**Work order:** The expected answer is the set of lines in the data below between the line holding "6-31G | 38 |" and the line holding "6-31G** | 50 |", inclusive, written out exactly.

■ ■ ■ ■ ■

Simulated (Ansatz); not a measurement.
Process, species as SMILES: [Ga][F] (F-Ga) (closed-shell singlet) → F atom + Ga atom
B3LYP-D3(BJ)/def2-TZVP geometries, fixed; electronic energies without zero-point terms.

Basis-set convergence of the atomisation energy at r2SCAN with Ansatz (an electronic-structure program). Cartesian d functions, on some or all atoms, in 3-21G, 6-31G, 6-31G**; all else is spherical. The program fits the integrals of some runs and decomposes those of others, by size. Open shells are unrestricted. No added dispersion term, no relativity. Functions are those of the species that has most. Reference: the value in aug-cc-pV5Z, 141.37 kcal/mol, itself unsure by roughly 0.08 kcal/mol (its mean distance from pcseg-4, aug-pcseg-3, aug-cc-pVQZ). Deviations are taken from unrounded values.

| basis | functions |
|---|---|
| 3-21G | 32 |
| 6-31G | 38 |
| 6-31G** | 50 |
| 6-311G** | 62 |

■ ■ ■ ■ ■

**Answer box:**
| 6-31G | 38 |
| 6-31G** | 50 |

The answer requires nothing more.